Read the data and repeat it in full, exactly.

◇ ◇ ◇ ◇ ◇ ◇ ◇

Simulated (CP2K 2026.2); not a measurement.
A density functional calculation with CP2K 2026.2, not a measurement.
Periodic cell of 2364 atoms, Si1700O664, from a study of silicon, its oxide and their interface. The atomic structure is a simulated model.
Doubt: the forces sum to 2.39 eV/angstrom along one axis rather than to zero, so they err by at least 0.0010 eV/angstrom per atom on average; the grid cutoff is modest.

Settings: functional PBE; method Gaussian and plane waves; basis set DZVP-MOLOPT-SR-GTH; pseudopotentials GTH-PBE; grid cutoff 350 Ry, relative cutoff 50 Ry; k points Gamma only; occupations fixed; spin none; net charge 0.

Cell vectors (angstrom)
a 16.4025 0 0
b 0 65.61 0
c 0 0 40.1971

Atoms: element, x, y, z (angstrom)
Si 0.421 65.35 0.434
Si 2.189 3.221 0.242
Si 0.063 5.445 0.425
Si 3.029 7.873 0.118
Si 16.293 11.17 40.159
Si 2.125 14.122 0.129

◇ ◇ ◇ ◇ ◇ ◇ ◇

**Response area:**
Simulated (CP2K 2026.2); not a measurement.
A density functional calculation with CP2K 2026.2, not a measurement.
Periodic cell of 2364 atoms, Si1700O664, from a study of silicon, its oxide and their interface. The atomic structure is a simulated model.
Doubt: the forces sum to 2.39 eV/angstrom along one axis rather than to zero, so they err by at least 0.0010 eV/angstrom per atom on average; the grid cutoff is modest.

Settings: functional PBE; method Gaussian and plane waves; basis set DZVP-MOLOPT-SR-GTH; pseudopotentials GTH-PBE; grid cutoff 350 Ry, relative cutoff 50 Ry; k points Gamma only; occupations fixed; spin none; net charge 0.

Cell vectors (angstrom)
a 16.4025 0 0
b 0 65.61 0
c 0 0 40.1971

Atoms: element, x, y, z (angstrom)
Si 0.421 65.35 0.434
Si 2.189 3.221 0.242
Si 0.063 5.445 0.425
Si 3.029 7.873 0.118
Si 16.293 11.17 40.159
Si 2.125 14.122 0.129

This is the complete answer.